>>>>

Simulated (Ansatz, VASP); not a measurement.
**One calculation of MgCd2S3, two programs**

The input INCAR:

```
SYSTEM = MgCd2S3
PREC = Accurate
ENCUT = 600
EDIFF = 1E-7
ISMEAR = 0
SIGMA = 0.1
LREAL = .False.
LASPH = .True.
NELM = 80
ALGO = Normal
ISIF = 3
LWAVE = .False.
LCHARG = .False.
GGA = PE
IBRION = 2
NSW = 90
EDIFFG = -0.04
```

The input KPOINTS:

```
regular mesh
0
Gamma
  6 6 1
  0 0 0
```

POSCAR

<<<<

▸ **Work item**: Please repeat the material above, word for word and in full.

▸ **Answer space**:
Simulated (Ansatz, VASP); not a measurement.
**One calculation of MgCd2S3, two programs**

The input INCAR:

```
SYSTEM = MgCd2S3
PREC = Accurate
ENCUT = 600
EDIFF = 1E-7
ISMEAR = 0
SIGMA = 0.1
LREAL = .False.
LASPH = .True.
NELM = 80
ALGO = Normal
ISIF = 3
LWAVE = .False.
LCHARG = .False.
GGA = PE
IBRION = 2
NSW = 90
EDIFFG = -0.04
```

The input KPOINTS:

```
regular mesh
0
Gamma
  6 6 1
  0 0 0
```

POSCAR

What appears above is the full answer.